**Required action**: From the first line to the last, please write out the data exactly.

**Given records**:
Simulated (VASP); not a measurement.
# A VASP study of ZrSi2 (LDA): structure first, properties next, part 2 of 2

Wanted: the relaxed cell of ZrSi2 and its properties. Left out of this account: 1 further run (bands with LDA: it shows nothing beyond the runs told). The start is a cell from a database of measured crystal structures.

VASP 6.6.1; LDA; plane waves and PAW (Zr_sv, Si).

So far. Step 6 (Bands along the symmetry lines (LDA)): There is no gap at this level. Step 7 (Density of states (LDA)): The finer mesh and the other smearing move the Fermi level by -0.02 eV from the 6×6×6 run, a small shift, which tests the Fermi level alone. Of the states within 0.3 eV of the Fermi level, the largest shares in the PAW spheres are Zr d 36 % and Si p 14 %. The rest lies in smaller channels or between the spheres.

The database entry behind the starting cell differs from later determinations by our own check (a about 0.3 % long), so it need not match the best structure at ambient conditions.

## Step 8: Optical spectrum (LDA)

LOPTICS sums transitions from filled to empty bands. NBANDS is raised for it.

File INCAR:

**Task response**:
Simulated (VASP); not a measurement.
# A VASP study of ZrSi2 (LDA): structure first, properties next, part 2 of 2

Wanted: the relaxed cell of ZrSi2 and its properties. Left out of this account: 1 further run (bands with LDA: it shows nothing beyond the runs told). The start is a cell from a database of measured crystal structures.

VASP 6.6.1; LDA; plane waves and PAW (Zr_sv, Si).

So far. Step 6 (Bands along the symmetry lines (LDA)): There is no gap at this level. Step 7 (Density of states (LDA)): The finer mesh and the other smearing move the Fermi level by -0.02 eV from the 6×6×6 run, a small shift, which tests the Fermi level alone. Of the states within 0.3 eV of the Fermi level, the largest shares in the PAW spheres are Zr d 36 % and Si p 14 %. The rest lies in smaller channels or between the spheres.

The database entry behind the starting cell differs from later determinations by our own check (a about 0.3 % long), so it need not match the best structure at ambient conditions.

## Step 8: Optical spectrum (LDA)

LOPTICS sums transitions from filled to empty bands. NBANDS is raised for it.

File INCAR:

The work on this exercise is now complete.